Requirement: Taking the first line of the listing as the start and the line containing "Alike in all" as the end, reproduce everything in between exactly, both ends included.

Data for review:
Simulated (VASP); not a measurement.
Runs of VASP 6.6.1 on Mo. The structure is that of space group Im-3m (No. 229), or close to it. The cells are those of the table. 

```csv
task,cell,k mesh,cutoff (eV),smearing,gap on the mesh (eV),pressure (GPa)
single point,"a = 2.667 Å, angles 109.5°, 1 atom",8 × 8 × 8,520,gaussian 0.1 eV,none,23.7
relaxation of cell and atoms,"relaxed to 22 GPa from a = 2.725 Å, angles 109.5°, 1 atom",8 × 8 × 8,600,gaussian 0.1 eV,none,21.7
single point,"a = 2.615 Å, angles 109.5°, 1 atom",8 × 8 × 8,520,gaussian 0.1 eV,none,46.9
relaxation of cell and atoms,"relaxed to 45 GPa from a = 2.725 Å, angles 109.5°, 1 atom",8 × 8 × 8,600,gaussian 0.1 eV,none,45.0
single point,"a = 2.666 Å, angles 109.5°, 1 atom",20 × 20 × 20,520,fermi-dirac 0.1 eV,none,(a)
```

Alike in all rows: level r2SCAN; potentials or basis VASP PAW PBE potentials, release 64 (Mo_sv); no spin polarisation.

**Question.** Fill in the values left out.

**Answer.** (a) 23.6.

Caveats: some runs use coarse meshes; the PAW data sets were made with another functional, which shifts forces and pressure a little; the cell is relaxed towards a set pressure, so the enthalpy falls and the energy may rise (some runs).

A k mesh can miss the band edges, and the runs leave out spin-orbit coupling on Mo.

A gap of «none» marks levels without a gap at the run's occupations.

Expected answer:
Simulated (VASP); not a measurement.
Runs of VASP 6.6.1 on Mo. The structure is that of space group Im-3m (No. 229), or close to it. The cells are those of the table. 

```csv
task,cell,k mesh,cutoff (eV),smearing,gap on the mesh (eV),pressure (GPa)
single point,"a = 2.667 Å, angles 109.5°, 1 atom",8 × 8 × 8,520,gaussian 0.1 eV,none,23.7
relaxation of cell and atoms,"relaxed to 22 GPa from a = 2.725 Å, angles 109.5°, 1 atom",8 × 8 × 8,600,gaussian 0.1 eV,none,21.7
single point,"a = 2.615 Å, angles 109.5°, 1 atom",8 × 8 × 8,520,gaussian 0.1 eV,none,46.9
relaxation of cell and atoms,"relaxed to 45 GPa from a = 2.725 Å, angles 109.5°, 1 atom",8 × 8 × 8,600,gaussian 0.1 eV,none,45.0
single point,"a = 2.666 Å, angles 109.5°, 1 atom",20 × 20 × 20,520,fermi-dirac 0.1 eV,none,(a)
```

Alike in all rows: level r2SCAN; potentials or basis VASP PAW PBE potentials, release 64 (Mo_sv); no spin polarisation.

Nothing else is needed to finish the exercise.